Work task
The whole of the data is to be reproduced exactly.

——————

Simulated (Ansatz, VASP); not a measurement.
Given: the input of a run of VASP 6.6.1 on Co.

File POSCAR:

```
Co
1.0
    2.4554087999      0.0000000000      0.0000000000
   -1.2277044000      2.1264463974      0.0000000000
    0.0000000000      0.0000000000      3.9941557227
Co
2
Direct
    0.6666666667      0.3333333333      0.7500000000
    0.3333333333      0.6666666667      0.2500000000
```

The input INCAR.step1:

——————

Task answer
Simulated (Ansatz, VASP); not a measurement.
Given: the input of a run of VASP 6.6.1 on Co.

File POSCAR:

```
Co
1.0
    2.4554087999      0.0000000000      0.0000000000
   -1.2277044000      2.1264463974      0.0000000000
    0.0000000000      0.0000000000      3.9941557227
Co
2
Direct
    0.6666666667      0.3333333333      0.7500000000
    0.3333333333      0.6666666667      0.2500000000
```

The input INCAR.step1:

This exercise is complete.